:: ASSIGNMENT ::
All of the data needs to come back exactly as written.

:: RECORD SET ::
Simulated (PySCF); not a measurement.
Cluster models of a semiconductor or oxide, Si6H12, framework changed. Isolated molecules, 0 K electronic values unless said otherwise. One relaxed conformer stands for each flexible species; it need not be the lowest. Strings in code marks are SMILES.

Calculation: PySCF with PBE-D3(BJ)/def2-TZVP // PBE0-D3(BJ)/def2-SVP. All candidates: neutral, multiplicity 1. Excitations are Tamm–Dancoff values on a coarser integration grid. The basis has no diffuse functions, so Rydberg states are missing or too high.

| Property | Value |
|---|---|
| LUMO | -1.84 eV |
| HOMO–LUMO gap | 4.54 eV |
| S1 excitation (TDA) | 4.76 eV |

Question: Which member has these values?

:: REPLY ::
Simulated (PySCF); not a measurement.
Cluster models of a semiconductor or oxide, Si6H12, framework changed. Isolated molecules, 0 K electronic values unless said otherwise. One relaxed conformer stands for each flexible species; it need not be the lowest. Strings in code marks are SMILES.

Calculation: PySCF with PBE-D3(BJ)/def2-TZVP // PBE0-D3(BJ)/def2-SVP. All candidates: neutral, multiplicity 1. Excitations are Tamm–Dancoff values on a coarser integration grid. The basis has no diffuse functions, so Rydberg states are missing or too high.

| Property | Value |
|---|---|
| LUMO | -1.84 eV |
| HOMO–LUMO gap | 4.54 eV |
| S1 excitation (TDA) | 4.76 eV |

Question: Which member has these values?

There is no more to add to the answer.